Raw data
--- START ---
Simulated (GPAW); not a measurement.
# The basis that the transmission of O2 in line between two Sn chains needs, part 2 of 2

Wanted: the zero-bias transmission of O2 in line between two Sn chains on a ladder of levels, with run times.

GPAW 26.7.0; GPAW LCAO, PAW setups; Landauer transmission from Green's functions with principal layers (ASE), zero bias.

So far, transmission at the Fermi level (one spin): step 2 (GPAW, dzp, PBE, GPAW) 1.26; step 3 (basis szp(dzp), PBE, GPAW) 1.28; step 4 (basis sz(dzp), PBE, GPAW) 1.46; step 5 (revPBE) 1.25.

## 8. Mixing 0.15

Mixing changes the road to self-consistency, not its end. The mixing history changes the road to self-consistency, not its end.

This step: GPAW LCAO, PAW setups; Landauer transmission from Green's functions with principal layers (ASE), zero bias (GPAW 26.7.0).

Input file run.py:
--- END ---

Work instruction
From the records above, reproduce exactly the lines from the one with "GPAW 26.7.0; GPAW" to the one with "## 8. Mixing 0.15", both included, and no others.

Task answer
GPAW 26.7.0; GPAW LCAO, PAW setups; Landauer transmission from Green's functions with principal layers (ASE), zero bias.

So far, transmission at the Fermi level (one spin): step 2 (GPAW, dzp, PBE, GPAW) 1.26; step 3 (basis szp(dzp), PBE, GPAW) 1.28; step 4 (basis sz(dzp), PBE, GPAW) 1.46; step 5 (revPBE) 1.25.

## 8. Mixing 0.15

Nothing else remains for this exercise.